**ASSIGNED TASK**
Go through the data from its first line and retype each line, stopping once the line containing "### 1 The system" has been retyped.

**DATASET ENTRIES**
========================
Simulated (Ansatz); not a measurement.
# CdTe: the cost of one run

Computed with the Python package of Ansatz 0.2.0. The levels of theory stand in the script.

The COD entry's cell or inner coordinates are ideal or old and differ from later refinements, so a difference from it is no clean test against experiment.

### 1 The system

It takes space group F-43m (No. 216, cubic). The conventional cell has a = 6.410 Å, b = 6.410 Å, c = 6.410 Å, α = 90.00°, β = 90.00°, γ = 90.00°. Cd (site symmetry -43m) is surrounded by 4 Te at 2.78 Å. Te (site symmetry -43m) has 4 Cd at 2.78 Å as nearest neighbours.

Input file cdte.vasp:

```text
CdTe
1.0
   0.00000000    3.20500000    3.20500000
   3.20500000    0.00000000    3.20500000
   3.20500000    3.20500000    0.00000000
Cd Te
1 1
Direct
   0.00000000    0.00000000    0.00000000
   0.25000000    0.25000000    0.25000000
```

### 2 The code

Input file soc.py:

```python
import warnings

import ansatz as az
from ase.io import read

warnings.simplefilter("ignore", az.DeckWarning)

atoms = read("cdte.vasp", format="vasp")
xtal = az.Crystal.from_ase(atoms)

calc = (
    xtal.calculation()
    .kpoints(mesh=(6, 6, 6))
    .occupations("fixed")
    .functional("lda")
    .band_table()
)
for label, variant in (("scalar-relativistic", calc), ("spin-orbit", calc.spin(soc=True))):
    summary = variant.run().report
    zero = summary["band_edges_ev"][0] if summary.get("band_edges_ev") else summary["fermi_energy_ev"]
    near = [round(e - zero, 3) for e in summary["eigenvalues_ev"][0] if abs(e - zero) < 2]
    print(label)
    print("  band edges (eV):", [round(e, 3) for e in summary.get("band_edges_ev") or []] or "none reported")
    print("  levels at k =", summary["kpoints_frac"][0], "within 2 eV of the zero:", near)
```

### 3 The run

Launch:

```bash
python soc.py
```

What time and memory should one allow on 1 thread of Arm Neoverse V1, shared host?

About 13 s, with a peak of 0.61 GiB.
========================

**YOUR SOLUTION**
Simulated (Ansatz); not a measurement.
# CdTe: the cost of one run

Computed with the Python package of Ansatz 0.2.0. The levels of theory stand in the script.

The COD entry's cell or inner coordinates are ideal or old and differ from later refinements, so a difference from it is no clean test against experiment.

### 1 The system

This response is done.